Write out exactly the lines from the start of the entries through the one that contains "(Hf_pv, S) |", including both.

----------------------------------------
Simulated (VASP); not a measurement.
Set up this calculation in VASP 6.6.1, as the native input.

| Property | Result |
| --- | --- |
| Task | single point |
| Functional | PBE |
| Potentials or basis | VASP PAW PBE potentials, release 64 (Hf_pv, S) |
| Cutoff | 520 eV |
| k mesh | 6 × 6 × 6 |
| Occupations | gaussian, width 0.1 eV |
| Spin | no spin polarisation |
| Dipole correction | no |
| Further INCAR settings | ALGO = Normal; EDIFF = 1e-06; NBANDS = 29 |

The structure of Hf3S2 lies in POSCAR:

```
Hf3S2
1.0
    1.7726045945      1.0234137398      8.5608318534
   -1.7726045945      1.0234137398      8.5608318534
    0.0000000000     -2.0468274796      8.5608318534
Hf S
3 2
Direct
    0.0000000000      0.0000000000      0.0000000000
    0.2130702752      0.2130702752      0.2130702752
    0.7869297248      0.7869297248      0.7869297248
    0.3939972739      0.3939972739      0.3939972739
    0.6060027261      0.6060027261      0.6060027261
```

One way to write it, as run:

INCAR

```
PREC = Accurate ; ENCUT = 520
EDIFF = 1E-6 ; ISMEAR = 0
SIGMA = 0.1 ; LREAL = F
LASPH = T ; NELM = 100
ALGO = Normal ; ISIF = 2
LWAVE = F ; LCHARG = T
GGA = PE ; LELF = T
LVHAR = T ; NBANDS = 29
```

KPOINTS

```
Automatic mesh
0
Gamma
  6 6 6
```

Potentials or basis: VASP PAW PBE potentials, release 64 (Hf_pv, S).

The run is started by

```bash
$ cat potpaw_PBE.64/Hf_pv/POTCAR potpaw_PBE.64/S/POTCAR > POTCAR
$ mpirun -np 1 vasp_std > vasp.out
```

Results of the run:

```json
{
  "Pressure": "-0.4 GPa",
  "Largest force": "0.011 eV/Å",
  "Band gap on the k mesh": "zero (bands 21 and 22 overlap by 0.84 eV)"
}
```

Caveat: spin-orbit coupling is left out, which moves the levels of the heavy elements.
----------------------------------------

**Exercise output**
Simulated (VASP); not a measurement.
Set up this calculation in VASP 6.6.1, as the native input.

| Property | Result |
| --- | --- |
| Task | single point |
| Functional | PBE |
| Potentials or basis | VASP PAW PBE potentials, release 64 (Hf_pv, S) |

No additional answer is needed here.